**Brief**
Repeat the listing beneath this line exactly, keeping every character.

=== Section Start ===

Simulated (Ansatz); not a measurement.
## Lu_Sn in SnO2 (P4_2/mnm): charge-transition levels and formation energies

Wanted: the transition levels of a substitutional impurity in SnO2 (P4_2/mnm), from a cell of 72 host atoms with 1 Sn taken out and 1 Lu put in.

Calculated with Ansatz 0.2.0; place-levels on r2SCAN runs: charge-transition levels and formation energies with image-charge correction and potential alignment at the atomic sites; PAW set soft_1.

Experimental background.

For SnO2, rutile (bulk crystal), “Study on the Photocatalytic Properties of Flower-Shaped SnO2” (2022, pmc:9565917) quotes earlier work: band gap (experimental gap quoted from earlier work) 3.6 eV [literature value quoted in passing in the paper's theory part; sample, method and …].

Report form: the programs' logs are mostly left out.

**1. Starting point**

=== Section End ===

**Task result**
Simulated (Ansatz); not a measurement.
## Lu_Sn in SnO2 (P4_2/mnm): charge-transition levels and formation energies

Wanted: the transition levels of a substitutional impurity in SnO2 (P4_2/mnm), from a cell of 72 host atoms with 1 Sn taken out and 1 Lu put in.

Calculated with Ansatz 0.2.0; place-levels on r2SCAN runs: charge-transition levels and formation energies with image-charge correction and potential alignment at the atomic sites; PAW set soft_1.

Experimental background.

For SnO2, rutile (bulk crystal), “Study on the Photocatalytic Properties of Flower-Shaped SnO2” (2022, pmc:9565917) quotes earlier work: band gap (experimental gap quoted from earlier work) 3.6 eV [literature value quoted in passing in the paper's theory part; sample, method and …].

Report form: the programs' logs are mostly left out.

**1. Starting point**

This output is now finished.